## Work order
Please set the lines down again exactly, from the top of the entries through the line that contains "This is a calculation".

== Segment start ==

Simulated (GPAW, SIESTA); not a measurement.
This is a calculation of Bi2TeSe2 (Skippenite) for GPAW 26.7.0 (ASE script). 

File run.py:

== Segment end ==

## Response
Simulated (GPAW, SIESTA); not a measurement.
This is a calculation of Bi2TeSe2 (Skippenite) for GPAW 26.7.0 (ASE script). 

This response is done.